※

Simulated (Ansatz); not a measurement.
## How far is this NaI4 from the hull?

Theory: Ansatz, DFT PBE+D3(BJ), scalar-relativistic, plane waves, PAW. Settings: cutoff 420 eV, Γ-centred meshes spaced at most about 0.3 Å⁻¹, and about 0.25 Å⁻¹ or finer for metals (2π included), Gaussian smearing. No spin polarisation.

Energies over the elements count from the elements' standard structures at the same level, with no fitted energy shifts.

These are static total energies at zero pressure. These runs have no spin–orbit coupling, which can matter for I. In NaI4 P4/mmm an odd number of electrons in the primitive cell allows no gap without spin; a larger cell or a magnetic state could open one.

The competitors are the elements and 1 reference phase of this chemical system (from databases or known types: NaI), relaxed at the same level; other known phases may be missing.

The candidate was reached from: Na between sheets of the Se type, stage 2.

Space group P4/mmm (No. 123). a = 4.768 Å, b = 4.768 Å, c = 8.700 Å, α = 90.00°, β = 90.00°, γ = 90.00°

※

» ACTIVITY
Beginning with the first line of the listing above, please write out every line exactly until you reach the line that contains "Theory: Ansatz, DFT", and include that one too.

» RESPONSE BOX
Simulated (Ansatz); not a measurement.
## How far is this NaI4 from the hull?

Theory: Ansatz, DFT PBE+D3(BJ), scalar-relativistic, plane waves, PAW. Settings: cutoff 420 eV, Γ-centred meshes spaced at most about 0.3 Å⁻¹, and about 0.25 Å⁻¹ or finer for metals (2π included), Gaussian smearing. No spin polarisation.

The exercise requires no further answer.